Every entry is to be written out word for word.

---*---

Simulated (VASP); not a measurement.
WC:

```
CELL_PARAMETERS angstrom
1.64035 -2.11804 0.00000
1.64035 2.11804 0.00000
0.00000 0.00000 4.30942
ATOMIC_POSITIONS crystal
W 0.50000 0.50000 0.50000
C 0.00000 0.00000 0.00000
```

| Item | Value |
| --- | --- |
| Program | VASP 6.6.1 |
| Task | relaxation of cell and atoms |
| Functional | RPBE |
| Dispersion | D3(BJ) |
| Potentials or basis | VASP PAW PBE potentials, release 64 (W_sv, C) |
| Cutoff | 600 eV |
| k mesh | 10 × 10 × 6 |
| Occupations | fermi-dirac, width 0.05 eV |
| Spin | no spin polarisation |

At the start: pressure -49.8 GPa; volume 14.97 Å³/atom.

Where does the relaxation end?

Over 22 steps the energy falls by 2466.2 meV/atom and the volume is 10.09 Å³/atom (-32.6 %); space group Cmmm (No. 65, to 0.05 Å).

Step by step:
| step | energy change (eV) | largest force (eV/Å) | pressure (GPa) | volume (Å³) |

---*---

_Answer area_:
Simulated (VASP); not a measurement.
WC:

```
CELL_PARAMETERS angstrom
1.64035 -2.11804 0.00000
1.64035 2.11804 0.00000
0.00000 0.00000 4.30942
ATOMIC_POSITIONS crystal
W 0.50000 0.50000 0.50000
C 0.00000 0.00000 0.00000
```

| Item | Value |
| --- | --- |
| Program | VASP 6.6.1 |
| Task | relaxation of cell and atoms |
| Functional | RPBE |
| Dispersion | D3(BJ) |
| Potentials or basis | VASP PAW PBE potentials, release 64 (W_sv, C) |
| Cutoff | 600 eV |
| k mesh | 10 × 10 × 6 |
| Occupations | fermi-dirac, width 0.05 eV |
| Spin | no spin polarisation |

At the start: pressure -49.8 GPa; volume 14.97 Å³/atom.

Where does the relaxation end?

Over 22 steps the energy falls by 2466.2 meV/atom and the volume is 10.09 Å³/atom (-32.6 %); space group Cmmm (No. 65, to 0.05 Å).

Step by step:
| step | energy change (eV) | largest force (eV/Å) | pressure (GPa) | volume (Å³) |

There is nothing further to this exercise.